ACTION ITEM: Exact copies of all the records are to be output.

────
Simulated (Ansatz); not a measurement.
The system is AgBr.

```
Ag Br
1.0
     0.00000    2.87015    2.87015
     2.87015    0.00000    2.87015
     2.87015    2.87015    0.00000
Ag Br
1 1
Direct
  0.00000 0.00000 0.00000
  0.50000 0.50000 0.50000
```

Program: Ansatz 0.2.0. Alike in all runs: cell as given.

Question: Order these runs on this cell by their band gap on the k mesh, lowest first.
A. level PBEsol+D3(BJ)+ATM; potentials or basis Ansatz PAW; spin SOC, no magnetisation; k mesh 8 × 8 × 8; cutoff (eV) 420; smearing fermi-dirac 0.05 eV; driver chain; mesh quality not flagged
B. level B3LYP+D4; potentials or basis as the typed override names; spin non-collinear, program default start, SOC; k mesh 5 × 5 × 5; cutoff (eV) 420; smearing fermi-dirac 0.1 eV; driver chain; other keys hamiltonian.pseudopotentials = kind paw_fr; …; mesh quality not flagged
────

RESPONSE BOX:
Simulated (Ansatz); not a measurement.
The system is AgBr.

```
Ag Br
1.0
     0.00000    2.87015    2.87015
     2.87015    0.00000    2.87015
     2.87015    2.87015    0.00000
Ag Br
1 1
Direct
  0.00000 0.00000 0.00000
  0.50000 0.50000 0.50000
```

Program: Ansatz 0.2.0. Alike in all runs: cell as given.

Question: Order these runs on this cell by their band gap on the k mesh, lowest first.
A. level PBEsol+D3(BJ)+ATM; potentials or basis Ansatz PAW; spin SOC, no magnetisation; k mesh 8 × 8 × 8; cutoff (eV) 420; smearing fermi-dirac 0.05 eV; driver chain; mesh quality not flagged
B. level B3LYP+D4; potentials or basis as the typed override names; spin non-collinear, program default start, SOC; k mesh 5 × 5 × 5; cutoff (eV) 420; smearing fermi-dirac 0.1 eV; driver chain; other keys hamiltonian.pseudopotentials = kind paw_fr; …; mesh quality not flagged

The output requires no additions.